- - - - - - -

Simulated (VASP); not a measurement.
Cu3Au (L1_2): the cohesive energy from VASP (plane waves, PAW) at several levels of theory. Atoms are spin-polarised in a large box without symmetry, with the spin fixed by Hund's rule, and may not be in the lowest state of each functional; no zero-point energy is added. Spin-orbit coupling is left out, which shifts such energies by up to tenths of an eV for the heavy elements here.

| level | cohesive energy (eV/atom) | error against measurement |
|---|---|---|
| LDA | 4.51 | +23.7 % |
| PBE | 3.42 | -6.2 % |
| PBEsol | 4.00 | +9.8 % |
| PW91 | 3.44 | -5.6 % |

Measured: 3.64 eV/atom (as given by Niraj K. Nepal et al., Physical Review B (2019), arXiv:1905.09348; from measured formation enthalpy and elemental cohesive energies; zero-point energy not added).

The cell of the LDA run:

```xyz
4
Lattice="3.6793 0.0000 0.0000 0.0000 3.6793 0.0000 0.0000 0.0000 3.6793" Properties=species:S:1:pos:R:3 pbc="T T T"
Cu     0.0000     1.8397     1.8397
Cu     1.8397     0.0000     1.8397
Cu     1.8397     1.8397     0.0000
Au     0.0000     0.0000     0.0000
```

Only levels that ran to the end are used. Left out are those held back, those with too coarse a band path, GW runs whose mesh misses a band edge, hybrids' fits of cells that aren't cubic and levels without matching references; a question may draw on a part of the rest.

- - - - - - -

Work task: An exact copy of the data is needed, running from its first line through the line that holds "3.44 | -5.6 % |", and nothing beyond that.

Task result:
Simulated (VASP); not a measurement.
Cu3Au (L1_2): the cohesive energy from VASP (plane waves, PAW) at several levels of theory. Atoms are spin-polarised in a large box without symmetry, with the spin fixed by Hund's rule, and may not be in the lowest state of each functional; no zero-point energy is added. Spin-orbit coupling is left out, which shifts such energies by up to tenths of an eV for the heavy elements here.

| level | cohesive energy (eV/atom) | error against measurement |
|---|---|---|
| LDA | 4.51 | +23.7 % |
| PBE | 3.42 | -6.2 % |
| PBEsol | 4.00 | +9.8 % |
| PW91 | 3.44 | -5.6 % |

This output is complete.